### [TASK ITEM]
With the line that contains "159.7, 174.4 ppm." as the final line, return every line from the start of the data below exactly.

### [INFORMATION SUPPLIED]
-- -- --

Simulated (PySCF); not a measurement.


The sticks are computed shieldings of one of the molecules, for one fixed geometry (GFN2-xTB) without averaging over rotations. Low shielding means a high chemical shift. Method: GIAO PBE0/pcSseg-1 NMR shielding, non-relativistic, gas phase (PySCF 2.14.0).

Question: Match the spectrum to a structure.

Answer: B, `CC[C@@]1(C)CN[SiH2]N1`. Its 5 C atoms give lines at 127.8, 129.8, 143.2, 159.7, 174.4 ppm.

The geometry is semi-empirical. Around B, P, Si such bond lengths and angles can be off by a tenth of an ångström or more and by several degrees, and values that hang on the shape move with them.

-- -- --

### [WRITTEN ANSWER]
Simulated (PySCF); not a measurement.


The sticks are computed shieldings of one of the molecules, for one fixed geometry (GFN2-xTB) without averaging over rotations. Low shielding means a high chemical shift. Method: GIAO PBE0/pcSseg-1 NMR shielding, non-relativistic, gas phase (PySCF 2.14.0).

Question: Match the spectrum to a structure.

Answer: B, `CC[C@@]1(C)CN[SiH2]N1`. Its 5 C atoms give lines at 127.8, 129.8, 143.2, 159.7, 174.4 ppm.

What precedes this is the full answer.